### [Provided records]
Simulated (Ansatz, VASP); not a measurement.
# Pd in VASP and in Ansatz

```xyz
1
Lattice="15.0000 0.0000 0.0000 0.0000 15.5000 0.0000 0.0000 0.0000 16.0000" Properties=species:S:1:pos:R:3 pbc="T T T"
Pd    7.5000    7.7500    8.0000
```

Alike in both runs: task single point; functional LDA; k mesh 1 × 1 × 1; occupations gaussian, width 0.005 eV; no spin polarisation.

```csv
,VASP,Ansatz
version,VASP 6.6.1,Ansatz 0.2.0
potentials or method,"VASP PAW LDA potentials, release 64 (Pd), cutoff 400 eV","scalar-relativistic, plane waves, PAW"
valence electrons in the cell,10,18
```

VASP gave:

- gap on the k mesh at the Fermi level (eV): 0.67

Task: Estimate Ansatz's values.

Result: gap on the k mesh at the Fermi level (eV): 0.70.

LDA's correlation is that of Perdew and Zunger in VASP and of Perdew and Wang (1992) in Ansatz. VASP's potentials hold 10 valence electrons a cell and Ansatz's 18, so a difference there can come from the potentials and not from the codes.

### [Assignment]
Output exactly the span of lines beginning at the first line of the records and ending at the line that holds "Result: gap on", inclusive, with no other text.

### [Task output]
Simulated (Ansatz, VASP); not a measurement.
# Pd in VASP and in Ansatz

```xyz
1
Lattice="15.0000 0.0000 0.0000 0.0000 15.5000 0.0000 0.0000 0.0000 16.0000" Properties=species:S:1:pos:R:3 pbc="T T T"
Pd    7.5000    7.7500    8.0000
```

Alike in both runs: task single point; functional LDA; k mesh 1 × 1 × 1; occupations gaussian, width 0.005 eV; no spin polarisation.

```csv
,VASP,Ansatz
version,VASP 6.6.1,Ansatz 0.2.0
potentials or method,"VASP PAW LDA potentials, release 64 (Pd), cutoff 400 eV","scalar-relativistic, plane waves, PAW"
valence electrons in the cell,10,18
```

VASP gave:

- gap on the k mesh at the Fermi level (eV): 0.67

Task: Estimate Ansatz's values.

Result: gap on the k mesh at the Fermi level (eV): 0.70.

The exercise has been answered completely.